__Task item__:
Extract the complete listing and repeat it word for word.

Start of Given information
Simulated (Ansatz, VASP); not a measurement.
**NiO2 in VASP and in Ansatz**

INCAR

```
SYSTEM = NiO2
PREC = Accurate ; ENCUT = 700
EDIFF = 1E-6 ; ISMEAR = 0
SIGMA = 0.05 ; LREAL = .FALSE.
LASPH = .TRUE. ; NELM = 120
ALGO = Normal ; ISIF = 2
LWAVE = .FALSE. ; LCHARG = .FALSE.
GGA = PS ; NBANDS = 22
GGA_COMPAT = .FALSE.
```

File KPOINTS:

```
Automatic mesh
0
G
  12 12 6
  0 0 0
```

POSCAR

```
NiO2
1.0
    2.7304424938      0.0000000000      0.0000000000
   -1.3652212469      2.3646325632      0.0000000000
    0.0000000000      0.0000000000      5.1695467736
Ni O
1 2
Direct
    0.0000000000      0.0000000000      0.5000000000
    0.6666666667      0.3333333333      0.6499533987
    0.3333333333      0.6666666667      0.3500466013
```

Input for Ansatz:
End of Given information

__Exercise response__:
Simulated (Ansatz, VASP); not a measurement.
**NiO2 in VASP and in Ansatz**

INCAR

```
SYSTEM = NiO2
PREC = Accurate ; ENCUT = 700
EDIFF = 1E-6 ; ISMEAR = 0
SIGMA = 0.05 ; LREAL = .FALSE.
LASPH = .TRUE. ; NELM = 120
ALGO = Normal ; ISIF = 2
LWAVE = .FALSE. ; LCHARG = .FALSE.
GGA = PS ; NBANDS = 22
GGA_COMPAT = .FALSE.
```

File KPOINTS:

```
Automatic mesh
0
G
  12 12 6
  0 0 0
```

POSCAR

```
NiO2
1.0
    2.7304424938      0.0000000000      0.0000000000
   -1.3652212469      2.3646325632      0.0000000000
    0.0000000000      0.0000000000      5.1695467736
Ni O
1 2
Direct
    0.0000000000      0.0000000000      0.5000000000
    0.6666666667      0.3333333333      0.6499533987
    0.3333333333      0.6666666667      0.3500466013
```

Input for Ansatz:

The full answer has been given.